● TASK ITEM
Set down exactly the lines below, starting at the one that contains "C. C₅H₈OSi, SMILES C=CC#C[SiH2]OC" and ending at the one that contains "Answer: Option C.", with both of those lines included and nothing else.

▼

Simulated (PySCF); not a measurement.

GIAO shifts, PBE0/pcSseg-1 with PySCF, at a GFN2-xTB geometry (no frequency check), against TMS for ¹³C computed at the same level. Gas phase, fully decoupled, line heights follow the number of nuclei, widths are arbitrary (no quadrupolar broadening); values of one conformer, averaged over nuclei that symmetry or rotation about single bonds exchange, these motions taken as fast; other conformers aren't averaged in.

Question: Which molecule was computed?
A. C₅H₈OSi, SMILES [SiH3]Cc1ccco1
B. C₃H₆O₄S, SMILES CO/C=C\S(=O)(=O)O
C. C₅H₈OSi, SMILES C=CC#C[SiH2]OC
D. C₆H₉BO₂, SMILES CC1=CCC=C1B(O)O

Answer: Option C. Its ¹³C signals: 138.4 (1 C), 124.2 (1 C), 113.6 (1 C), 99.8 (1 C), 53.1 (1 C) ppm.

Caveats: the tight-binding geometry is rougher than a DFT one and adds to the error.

▲

● ANSWER AREA
C. C₅H₈OSi, SMILES C=CC#C[SiH2]OC
D. C₆H₉BO₂, SMILES CC1=CCC=C1B(O)O

Answer: Option C. Its ¹³C signals: 138.4 (1 C), 124.2 (1 C), 113.6 (1 C), 99.8 (1 C), 53.1 (1 C) ppm.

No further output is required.